[Record set]:
━━━━━━━━
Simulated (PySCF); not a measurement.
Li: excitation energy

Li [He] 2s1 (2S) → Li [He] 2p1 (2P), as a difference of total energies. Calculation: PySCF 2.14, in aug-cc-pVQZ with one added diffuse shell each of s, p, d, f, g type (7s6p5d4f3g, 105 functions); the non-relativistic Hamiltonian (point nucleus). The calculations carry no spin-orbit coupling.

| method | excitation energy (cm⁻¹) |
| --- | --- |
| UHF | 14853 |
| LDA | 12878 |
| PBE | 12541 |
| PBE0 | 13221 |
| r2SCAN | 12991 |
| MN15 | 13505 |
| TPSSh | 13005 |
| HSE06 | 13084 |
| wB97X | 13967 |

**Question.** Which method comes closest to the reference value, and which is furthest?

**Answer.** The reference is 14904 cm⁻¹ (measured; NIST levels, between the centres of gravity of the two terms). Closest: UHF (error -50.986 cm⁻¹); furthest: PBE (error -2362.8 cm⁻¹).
━━━━━━━━

Set down, exactly as they appear, the lines above from the first one to the line that holds "energy (cm⁻¹) |", both included, please, and no others.

[Worked solution]:
Simulated (PySCF); not a measurement.
Li: excitation energy

Li [He] 2s1 (2S) → Li [He] 2p1 (2P), as a difference of total energies. Calculation: PySCF 2.14, in aug-cc-pVQZ with one added diffuse shell each of s, p, d, f, g type (7s6p5d4f3g, 105 functions); the non-relativistic Hamiltonian (point nucleus). The calculations carry no spin-orbit coupling.

| method | excitation energy (cm⁻¹) |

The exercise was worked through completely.